□ □ □ □ □ □ □
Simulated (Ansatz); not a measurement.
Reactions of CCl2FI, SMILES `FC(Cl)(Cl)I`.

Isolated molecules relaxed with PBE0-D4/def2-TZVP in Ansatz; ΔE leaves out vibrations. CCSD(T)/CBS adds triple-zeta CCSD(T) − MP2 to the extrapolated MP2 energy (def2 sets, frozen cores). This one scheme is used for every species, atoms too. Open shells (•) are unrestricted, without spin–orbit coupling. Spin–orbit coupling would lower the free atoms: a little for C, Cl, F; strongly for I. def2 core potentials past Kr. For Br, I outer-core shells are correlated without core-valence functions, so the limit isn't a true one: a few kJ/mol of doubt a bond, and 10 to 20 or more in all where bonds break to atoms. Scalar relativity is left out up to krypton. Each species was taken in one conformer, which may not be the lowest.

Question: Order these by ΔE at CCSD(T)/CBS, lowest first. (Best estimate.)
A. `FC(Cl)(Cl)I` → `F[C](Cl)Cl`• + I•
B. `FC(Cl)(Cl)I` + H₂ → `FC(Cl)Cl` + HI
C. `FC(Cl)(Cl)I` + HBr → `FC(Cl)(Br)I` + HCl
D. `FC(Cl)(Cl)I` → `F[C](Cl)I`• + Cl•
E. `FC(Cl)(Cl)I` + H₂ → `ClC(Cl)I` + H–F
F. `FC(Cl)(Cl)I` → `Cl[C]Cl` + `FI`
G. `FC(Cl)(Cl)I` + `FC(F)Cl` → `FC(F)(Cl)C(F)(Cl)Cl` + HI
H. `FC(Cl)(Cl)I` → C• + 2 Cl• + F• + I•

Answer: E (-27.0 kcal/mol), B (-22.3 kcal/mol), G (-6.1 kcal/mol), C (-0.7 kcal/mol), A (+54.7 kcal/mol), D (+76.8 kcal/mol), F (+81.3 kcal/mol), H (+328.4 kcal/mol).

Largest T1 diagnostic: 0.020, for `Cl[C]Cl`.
□ □ □ □ □ □ □

Work instruction: Starting at the first line of the records, print each line exactly, stopping after the line that contains "Reactions of CCl2FI, SMILES".

Worked solution:
Simulated (Ansatz); not a measurement.
Reactions of CCl2FI, SMILES `FC(Cl)(Cl)I`.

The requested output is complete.